-=-=-

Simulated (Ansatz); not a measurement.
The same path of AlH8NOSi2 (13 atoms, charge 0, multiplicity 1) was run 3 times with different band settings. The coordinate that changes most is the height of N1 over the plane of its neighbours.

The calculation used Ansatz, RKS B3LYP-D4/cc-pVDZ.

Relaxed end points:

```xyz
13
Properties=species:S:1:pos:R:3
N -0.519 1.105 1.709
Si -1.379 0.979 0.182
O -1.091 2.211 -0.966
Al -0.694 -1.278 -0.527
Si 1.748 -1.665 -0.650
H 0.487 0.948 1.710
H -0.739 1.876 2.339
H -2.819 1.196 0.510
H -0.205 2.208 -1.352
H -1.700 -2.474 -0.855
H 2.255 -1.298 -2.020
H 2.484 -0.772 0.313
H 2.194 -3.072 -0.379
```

-=-=-

Requirement:
Every line of the material is to be transcribed exactly.

Task solution:
Simulated (Ansatz); not a measurement.
The same path of AlH8NOSi2 (13 atoms, charge 0, multiplicity 1) was run 3 times with different band settings. The coordinate that changes most is the height of N1 over the plane of its neighbours.

The calculation used Ansatz, RKS B3LYP-D4/cc-pVDZ.

Relaxed end points:

```xyz
13
Properties=species:S:1:pos:R:3
N -0.519 1.105 1.709
Si -1.379 0.979 0.182
O -1.091 2.211 -0.966
Al -0.694 -1.278 -0.527
Si 1.748 -1.665 -0.650
H 0.487 0.948 1.710
H -0.739 1.876 2.339
H -2.819 1.196 0.510
H -0.205 2.208 -1.352
H -1.700 -2.474 -0.855
H 2.255 -1.298 -2.020
H 2.484 -0.772 0.313
H 2.194 -3.072 -0.379
```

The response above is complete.